*Recorded data*.
======

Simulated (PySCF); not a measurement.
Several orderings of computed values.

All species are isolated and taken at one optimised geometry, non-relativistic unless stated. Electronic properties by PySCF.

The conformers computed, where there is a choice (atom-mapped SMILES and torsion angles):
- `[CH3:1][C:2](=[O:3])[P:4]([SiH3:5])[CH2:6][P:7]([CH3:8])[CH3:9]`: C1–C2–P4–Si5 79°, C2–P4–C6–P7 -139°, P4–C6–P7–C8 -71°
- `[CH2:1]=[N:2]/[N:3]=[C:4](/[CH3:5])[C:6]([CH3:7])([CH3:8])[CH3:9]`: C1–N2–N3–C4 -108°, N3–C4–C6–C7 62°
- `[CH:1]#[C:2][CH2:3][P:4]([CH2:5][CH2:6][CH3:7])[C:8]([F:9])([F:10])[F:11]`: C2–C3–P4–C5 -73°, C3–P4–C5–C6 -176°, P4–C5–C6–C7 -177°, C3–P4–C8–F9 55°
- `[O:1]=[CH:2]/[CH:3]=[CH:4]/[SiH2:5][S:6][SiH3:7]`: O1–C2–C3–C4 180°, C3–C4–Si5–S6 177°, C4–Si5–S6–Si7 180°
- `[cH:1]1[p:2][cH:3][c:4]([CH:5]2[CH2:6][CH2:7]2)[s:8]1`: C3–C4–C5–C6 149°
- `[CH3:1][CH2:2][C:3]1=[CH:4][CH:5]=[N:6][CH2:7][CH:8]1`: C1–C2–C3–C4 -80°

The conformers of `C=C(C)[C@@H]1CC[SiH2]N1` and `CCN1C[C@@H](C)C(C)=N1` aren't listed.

======

*Requirement*.
Reply with the complete records, restated exactly.

*Answer space*.
Simulated (PySCF); not a measurement.
Several orderings of computed values.

All species are isolated and taken at one optimised geometry, non-relativistic unless stated. Electronic properties by PySCF.

The conformers computed, where there is a choice (atom-mapped SMILES and torsion angles):
- `[CH3:1][C:2](=[O:3])[P:4]([SiH3:5])[CH2:6][P:7]([CH3:8])[CH3:9]`: C1–C2–P4–Si5 79°, C2–P4–C6–P7 -139°, P4–C6–P7–C8 -71°
- `[CH2:1]=[N:2]/[N:3]=[C:4](/[CH3:5])[C:6]([CH3:7])([CH3:8])[CH3:9]`: C1–N2–N3–C4 -108°, N3–C4–C6–C7 62°
- `[CH:1]#[C:2][CH2:3][P:4]([CH2:5][CH2:6][CH3:7])[C:8]([F:9])([F:10])[F:11]`: C2–C3–P4–C5 -73°, C3–P4–C5–C6 -176°, P4–C5–C6–C7 -177°, C3–P4–C8–F9 55°
- `[O:1]=[CH:2]/[CH:3]=[CH:4]/[SiH2:5][S:6][SiH3:7]`: O1–C2–C3–C4 180°, C3–C4–Si5–S6 177°, C4–Si5–S6–Si7 180°
- `[cH:1]1[p:2][cH:3][c:4]([CH:5]2[CH2:6][CH2:7]2)[s:8]1`: C3–C4–C5–C6 149°
- `[CH3:1][CH2:2][C:3]1=[CH:4][CH:5]=[N:6][CH2:7][CH:8]1`: C1–C2–C3–C4 -80°

The conformers of `C=C(C)[C@@H]1CC[SiH2]N1` and `CCN1C[C@@H](C)C(C)=N1` aren't listed.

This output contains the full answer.